DATA SHOWN:
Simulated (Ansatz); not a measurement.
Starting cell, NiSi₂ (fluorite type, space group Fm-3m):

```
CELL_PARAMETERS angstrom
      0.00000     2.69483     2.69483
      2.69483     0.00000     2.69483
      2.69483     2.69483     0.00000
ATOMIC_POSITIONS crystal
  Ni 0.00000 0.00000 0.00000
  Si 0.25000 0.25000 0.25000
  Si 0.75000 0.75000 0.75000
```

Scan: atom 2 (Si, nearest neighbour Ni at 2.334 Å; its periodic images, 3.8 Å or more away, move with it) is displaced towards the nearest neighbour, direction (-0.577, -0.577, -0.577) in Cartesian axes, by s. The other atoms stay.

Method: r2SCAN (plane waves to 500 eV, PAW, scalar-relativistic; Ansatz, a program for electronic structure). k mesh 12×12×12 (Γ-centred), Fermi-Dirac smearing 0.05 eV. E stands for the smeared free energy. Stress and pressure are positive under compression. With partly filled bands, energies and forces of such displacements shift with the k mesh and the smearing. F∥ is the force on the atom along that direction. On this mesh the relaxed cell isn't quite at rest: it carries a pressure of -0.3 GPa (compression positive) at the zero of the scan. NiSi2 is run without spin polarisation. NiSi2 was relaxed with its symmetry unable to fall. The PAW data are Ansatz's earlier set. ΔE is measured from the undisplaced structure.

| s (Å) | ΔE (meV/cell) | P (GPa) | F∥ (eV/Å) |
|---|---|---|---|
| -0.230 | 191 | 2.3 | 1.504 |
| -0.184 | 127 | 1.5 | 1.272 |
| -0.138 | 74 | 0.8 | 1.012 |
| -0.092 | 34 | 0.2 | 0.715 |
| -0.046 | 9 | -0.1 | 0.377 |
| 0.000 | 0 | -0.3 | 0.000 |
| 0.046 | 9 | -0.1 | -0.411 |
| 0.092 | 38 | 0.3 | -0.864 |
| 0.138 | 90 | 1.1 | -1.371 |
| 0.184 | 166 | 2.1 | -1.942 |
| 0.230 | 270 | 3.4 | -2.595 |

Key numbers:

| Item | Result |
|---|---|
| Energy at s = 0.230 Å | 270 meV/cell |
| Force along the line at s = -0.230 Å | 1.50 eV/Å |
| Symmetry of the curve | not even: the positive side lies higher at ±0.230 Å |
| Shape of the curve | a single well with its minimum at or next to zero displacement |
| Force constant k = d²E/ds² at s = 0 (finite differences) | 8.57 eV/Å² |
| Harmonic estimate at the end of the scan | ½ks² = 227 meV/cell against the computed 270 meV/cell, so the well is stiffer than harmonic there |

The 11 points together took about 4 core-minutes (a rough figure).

WORK TASK: Every line from the top of the material above through the line holding "Scan: atom 2" should be reproduced word for word, and nothing beyond it.

TASK SOLUTION:
Simulated (Ansatz); not a measurement.
Starting cell, NiSi₂ (fluorite type, space group Fm-3m):

```
CELL_PARAMETERS angstrom
      0.00000     2.69483     2.69483
      2.69483     0.00000     2.69483
      2.69483     2.69483     0.00000
ATOMIC_POSITIONS crystal
  Ni 0.00000 0.00000 0.00000
  Si 0.25000 0.25000 0.25000
  Si 0.75000 0.75000 0.75000
```

Scan: atom 2 (Si, nearest neighbour Ni at 2.334 Å; its periodic images, 3.8 Å or more away, move with it) is displaced towards the nearest neighbour, direction (-0.577, -0.577, -0.577) in Cartesian axes, by s. The other atoms stay.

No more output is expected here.